Recorded information START
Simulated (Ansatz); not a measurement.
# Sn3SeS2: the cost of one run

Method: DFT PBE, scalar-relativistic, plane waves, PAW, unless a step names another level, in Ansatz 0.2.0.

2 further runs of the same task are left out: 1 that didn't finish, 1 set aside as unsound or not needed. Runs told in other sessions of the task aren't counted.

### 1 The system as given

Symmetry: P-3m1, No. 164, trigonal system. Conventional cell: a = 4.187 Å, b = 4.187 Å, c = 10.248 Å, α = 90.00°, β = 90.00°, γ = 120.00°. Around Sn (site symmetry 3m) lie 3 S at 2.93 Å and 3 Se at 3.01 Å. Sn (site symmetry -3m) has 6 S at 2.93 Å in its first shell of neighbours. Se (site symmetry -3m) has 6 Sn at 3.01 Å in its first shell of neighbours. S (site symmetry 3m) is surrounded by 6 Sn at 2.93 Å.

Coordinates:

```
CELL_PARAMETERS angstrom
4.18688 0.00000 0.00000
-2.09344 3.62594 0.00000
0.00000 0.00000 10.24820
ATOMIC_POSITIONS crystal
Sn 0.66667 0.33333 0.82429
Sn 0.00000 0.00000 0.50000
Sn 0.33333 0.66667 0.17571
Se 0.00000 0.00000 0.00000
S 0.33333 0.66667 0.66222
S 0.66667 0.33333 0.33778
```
Recorded information END

Work request: The whole of the material above is to be restated exactly.

Your response:
Simulated (Ansatz); not a measurement.
# Sn3SeS2: the cost of one run

Method: DFT PBE, scalar-relativistic, plane waves, PAW, unless a step names another level, in Ansatz 0.2.0.

2 further runs of the same task are left out: 1 that didn't finish, 1 set aside as unsound or not needed. Runs told in other sessions of the task aren't counted.

### 1 The system as given

Symmetry: P-3m1, No. 164, trigonal system. Conventional cell: a = 4.187 Å, b = 4.187 Å, c = 10.248 Å, α = 90.00°, β = 90.00°, γ = 120.00°. Around Sn (site symmetry 3m) lie 3 S at 2.93 Å and 3 Se at 3.01 Å. Sn (site symmetry -3m) has 6 S at 2.93 Å in its first shell of neighbours. Se (site symmetry -3m) has 6 Sn at 3.01 Å in its first shell of neighbours. S (site symmetry 3m) is surrounded by 6 Sn at 2.93 Å.

Coordinates:

```
CELL_PARAMETERS angstrom
4.18688 0.00000 0.00000
-2.09344 3.62594 0.00000
0.00000 0.00000 10.24820
ATOMIC_POSITIONS crystal
Sn 0.66667 0.33333 0.82429
Sn 0.00000 0.00000 0.50000
Sn 0.33333 0.66667 0.17571
Se 0.00000 0.00000 0.00000
S 0.33333 0.66667 0.66222
S 0.66667 0.33333 0.33778
```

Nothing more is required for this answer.